Reproduce the first line of the entries that follow and each later line, word for word, ending with the one containing "Method: PBE0-D3(BJ)/def2-SVP geometry".

*ENTRIES SHOWN*.
>>>
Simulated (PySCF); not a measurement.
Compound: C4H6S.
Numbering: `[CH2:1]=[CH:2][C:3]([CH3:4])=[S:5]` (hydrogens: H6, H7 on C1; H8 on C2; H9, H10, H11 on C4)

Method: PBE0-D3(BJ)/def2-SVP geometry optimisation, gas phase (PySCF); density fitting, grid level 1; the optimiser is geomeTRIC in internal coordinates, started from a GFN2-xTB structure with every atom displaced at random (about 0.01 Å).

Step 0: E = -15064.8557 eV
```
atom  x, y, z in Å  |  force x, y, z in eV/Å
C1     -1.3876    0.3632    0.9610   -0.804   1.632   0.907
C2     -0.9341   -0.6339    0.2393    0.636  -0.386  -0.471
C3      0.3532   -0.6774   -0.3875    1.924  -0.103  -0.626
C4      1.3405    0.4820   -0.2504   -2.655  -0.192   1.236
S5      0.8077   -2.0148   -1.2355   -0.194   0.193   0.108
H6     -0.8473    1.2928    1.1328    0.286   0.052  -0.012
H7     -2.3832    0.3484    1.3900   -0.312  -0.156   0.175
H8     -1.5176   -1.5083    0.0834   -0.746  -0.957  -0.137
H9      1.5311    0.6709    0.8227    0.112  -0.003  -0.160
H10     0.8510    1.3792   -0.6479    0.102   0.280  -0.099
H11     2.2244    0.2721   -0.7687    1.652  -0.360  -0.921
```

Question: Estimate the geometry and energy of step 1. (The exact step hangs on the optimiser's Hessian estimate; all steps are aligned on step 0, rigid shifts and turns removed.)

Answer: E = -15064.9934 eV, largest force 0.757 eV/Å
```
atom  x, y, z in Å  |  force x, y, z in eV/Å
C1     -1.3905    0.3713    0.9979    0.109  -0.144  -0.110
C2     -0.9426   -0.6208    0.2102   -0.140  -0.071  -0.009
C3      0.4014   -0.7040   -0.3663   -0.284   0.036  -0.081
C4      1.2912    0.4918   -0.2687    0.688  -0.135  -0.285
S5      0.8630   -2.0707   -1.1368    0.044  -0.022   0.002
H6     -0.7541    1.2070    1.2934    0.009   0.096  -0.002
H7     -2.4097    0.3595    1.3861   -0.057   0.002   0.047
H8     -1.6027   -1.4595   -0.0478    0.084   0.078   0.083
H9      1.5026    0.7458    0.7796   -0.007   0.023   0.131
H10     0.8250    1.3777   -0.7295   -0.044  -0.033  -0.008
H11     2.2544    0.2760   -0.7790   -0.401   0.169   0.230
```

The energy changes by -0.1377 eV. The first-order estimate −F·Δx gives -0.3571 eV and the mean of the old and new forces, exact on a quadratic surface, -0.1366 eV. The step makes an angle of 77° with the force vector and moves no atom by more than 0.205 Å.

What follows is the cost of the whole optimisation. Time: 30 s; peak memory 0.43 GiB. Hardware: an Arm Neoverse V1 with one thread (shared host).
<<<

*EXERCISE RESULT*.
Simulated (PySCF); not a measurement.
Compound: C4H6S.
Numbering: `[CH2:1]=[CH:2][C:3]([CH3:4])=[S:5]` (hydrogens: H6, H7 on C1; H8 on C2; H9, H10, H11 on C4)

Method: PBE0-D3(BJ)/def2-SVP geometry optimisation, gas phase (PySCF); density fitting, grid level 1; the optimiser is geomeTRIC in internal coordinates, started from a GFN2-xTB structure with every atom displaced at random (about 0.01 Å).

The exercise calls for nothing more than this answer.